RECORDED DATA:
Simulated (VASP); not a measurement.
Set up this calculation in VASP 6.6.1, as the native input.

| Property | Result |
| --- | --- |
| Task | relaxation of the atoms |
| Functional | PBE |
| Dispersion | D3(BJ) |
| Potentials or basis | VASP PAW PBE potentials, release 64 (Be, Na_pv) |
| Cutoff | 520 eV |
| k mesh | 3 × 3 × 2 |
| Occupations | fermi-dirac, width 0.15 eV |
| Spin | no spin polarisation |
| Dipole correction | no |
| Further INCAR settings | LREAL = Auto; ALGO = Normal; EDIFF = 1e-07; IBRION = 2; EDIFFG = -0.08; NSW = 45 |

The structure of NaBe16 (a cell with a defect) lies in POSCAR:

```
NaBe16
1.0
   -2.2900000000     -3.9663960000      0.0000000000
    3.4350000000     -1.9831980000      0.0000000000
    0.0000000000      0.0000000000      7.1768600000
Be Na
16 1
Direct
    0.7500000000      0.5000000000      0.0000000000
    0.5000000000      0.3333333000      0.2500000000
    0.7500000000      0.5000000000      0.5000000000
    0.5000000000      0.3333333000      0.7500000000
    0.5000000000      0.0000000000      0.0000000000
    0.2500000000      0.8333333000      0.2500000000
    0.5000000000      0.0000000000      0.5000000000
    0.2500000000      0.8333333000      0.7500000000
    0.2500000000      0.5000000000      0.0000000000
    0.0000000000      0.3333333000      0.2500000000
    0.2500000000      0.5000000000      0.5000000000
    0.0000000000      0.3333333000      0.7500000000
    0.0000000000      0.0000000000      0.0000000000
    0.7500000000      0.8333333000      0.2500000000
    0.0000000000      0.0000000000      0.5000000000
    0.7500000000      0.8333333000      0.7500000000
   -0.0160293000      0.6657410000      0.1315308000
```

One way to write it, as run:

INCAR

REQUIREMENT:
A word-for-word copy of the lines above from the one with "the atoms |" through the one with "The structure of", inclusive, is the only output wanted.

WRITTEN RESPONSE:
| Task | relaxation of the atoms |
| Functional | PBE |
| Dispersion | D3(BJ) |
| Potentials or basis | VASP PAW PBE potentials, release 64 (Be, Na_pv) |
| Cutoff | 520 eV |
| k mesh | 3 × 3 × 2 |
| Occupations | fermi-dirac, width 0.15 eV |
| Spin | no spin polarisation |
| Dipole correction | no |
| Further INCAR settings | LREAL = Auto; ALGO = Normal; EDIFF = 1e-07; IBRION = 2; EDIFFG = -0.08; NSW = 45 |

The structure of NaBe16 (a cell with a defect) lies in POSCAR:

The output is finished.